WORK ORDER: Your output should consist of every record, copied exactly.

RECORD SET:
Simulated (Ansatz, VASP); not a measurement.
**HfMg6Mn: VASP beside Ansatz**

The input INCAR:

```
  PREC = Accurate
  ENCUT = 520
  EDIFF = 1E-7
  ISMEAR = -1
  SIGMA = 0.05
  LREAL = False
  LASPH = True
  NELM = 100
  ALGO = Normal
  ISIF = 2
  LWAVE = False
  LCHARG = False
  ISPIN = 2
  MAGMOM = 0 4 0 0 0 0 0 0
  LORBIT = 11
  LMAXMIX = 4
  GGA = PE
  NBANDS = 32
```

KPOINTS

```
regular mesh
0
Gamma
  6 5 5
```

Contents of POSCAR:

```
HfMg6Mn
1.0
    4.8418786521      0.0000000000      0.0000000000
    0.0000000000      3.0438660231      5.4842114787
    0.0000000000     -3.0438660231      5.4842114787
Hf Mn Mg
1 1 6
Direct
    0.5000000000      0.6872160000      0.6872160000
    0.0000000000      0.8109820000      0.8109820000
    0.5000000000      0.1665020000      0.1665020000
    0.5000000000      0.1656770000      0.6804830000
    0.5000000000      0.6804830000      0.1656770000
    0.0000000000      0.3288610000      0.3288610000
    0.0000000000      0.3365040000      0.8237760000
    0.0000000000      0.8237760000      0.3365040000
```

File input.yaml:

EXERCISE ANSWER:
Simulated (Ansatz, VASP); not a measurement.
**HfMg6Mn: VASP beside Ansatz**

The input INCAR:

```
  PREC = Accurate
  ENCUT = 520
  EDIFF = 1E-7
  ISMEAR = -1
  SIGMA = 0.05
  LREAL = False
  LASPH = True
  NELM = 100
  ALGO = Normal
  ISIF = 2
  LWAVE = False
  LCHARG = False
  ISPIN = 2
  MAGMOM = 0 4 0 0 0 0 0 0
  LORBIT = 11
  LMAXMIX = 4
  GGA = PE
  NBANDS = 32
```

KPOINTS

```
regular mesh
0
Gamma
  6 5 5
```

Contents of POSCAR:

```
HfMg6Mn
1.0
    4.8418786521      0.0000000000      0.0000000000
    0.0000000000      3.0438660231      5.4842114787
    0.0000000000     -3.0438660231      5.4842114787
Hf Mn Mg
1 1 6
Direct
    0.5000000000      0.6872160000      0.6872160000
    0.0000000000      0.8109820000      0.8109820000
    0.5000000000      0.1665020000      0.1665020000
    0.5000000000      0.1656770000      0.6804830000
    0.5000000000      0.6804830000      0.1656770000
    0.0000000000      0.3288610000      0.3288610000
    0.0000000000      0.3365040000      0.8237760000
    0.0000000000      0.8237760000      0.3365040000
```

File input.yaml:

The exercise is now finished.